§ **ACTIVITY**
Transcribe the listing word for word. Begin at its first line and end with the line containing "Level of theory: DFT".

**** RECORDS SHOWN ****

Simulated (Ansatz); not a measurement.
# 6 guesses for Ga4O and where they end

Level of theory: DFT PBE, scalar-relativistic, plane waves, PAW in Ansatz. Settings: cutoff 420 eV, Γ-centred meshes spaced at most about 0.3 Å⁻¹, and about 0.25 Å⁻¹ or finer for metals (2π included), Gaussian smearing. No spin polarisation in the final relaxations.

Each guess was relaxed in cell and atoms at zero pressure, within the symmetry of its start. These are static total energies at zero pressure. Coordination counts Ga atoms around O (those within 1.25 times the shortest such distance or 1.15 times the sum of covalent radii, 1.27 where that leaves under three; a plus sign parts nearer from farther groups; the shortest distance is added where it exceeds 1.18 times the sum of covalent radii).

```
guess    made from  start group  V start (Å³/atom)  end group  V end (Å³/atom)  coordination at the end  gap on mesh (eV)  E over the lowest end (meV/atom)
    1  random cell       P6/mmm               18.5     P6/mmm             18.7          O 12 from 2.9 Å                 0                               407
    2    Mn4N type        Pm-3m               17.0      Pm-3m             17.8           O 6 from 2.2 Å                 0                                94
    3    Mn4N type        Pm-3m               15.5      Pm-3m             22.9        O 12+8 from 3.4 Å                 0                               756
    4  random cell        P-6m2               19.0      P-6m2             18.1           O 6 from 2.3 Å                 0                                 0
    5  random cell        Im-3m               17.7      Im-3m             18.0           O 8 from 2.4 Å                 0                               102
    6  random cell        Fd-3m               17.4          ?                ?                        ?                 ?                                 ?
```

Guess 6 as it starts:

****

§ **RESPONSE AREA**
Simulated (Ansatz); not a measurement.
# 6 guesses for Ga4O and where they end

Level of theory: DFT PBE, scalar-relativistic, plane waves, PAW in Ansatz. Settings: cutoff 420 eV, Γ-centred meshes spaced at most about 0.3 Å⁻¹, and about 0.25 Å⁻¹ or finer for metals (2π included), Gaussian smearing. No spin polarisation in the final relaxations.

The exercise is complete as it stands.